□ □ □ □ □ □ □

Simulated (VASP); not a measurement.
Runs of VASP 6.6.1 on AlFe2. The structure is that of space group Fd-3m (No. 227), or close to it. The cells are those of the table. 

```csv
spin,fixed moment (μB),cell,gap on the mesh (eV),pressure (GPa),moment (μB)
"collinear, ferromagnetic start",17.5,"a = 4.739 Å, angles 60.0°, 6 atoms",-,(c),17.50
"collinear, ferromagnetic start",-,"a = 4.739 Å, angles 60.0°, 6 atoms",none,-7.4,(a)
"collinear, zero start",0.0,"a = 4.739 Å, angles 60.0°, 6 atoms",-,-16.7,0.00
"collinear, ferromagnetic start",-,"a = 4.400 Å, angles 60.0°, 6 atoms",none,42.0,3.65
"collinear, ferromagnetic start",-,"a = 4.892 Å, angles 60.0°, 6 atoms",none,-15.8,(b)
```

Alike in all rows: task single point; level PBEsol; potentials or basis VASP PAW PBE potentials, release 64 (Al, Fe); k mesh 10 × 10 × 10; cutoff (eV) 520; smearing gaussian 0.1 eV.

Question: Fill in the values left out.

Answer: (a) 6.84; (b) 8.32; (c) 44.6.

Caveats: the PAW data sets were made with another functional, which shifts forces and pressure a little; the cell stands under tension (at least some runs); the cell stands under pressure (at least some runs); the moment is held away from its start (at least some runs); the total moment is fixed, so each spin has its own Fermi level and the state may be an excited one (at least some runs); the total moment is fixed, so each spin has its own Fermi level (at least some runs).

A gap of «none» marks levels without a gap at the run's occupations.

□ □ □ □ □ □ □

*TASK ITEM:* From the listing above, the lines starting with the one that has "Question: Fill in the values left out." and running through the one that has "Answer: (a) 6.84; (b) 8.32; (c) 44.6." should be copied exactly, ends included.

*WRITTEN ANSWER:*
Question: Fill in the values left out.

Answer: (a) 6.84; (b) 8.32; (c) 44.6.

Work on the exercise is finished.